___ DATA
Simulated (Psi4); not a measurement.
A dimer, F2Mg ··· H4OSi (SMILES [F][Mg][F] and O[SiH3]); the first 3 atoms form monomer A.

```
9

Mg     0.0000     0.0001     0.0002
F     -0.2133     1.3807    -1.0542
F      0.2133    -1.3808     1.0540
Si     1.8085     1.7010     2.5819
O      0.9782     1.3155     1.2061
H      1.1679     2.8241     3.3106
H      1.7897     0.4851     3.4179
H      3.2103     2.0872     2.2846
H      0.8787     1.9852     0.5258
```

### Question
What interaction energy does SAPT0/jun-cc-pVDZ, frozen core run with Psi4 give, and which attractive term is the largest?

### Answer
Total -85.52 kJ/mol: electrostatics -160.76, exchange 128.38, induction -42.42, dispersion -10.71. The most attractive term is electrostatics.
______

**WORK ITEM**
In the answer, the lines from the first line of the data above through the line containing "### Question" must appear exactly as written, with nothing else.

**WRITTEN ANSWER**
Simulated (Psi4); not a measurement.
A dimer, F2Mg ··· H4OSi (SMILES [F][Mg][F] and O[SiH3]); the first 3 atoms form monomer A.

```
9

Mg     0.0000     0.0001     0.0002
F     -0.2133     1.3807    -1.0542
F      0.2133    -1.3808     1.0540
Si     1.8085     1.7010     2.5819
O      0.9782     1.3155     1.2061
H      1.1679     2.8241     3.3106
H      1.7897     0.4851     3.4179
H      3.2103     2.0872     2.2846
H      0.8787     1.9852     0.5258
```

### Question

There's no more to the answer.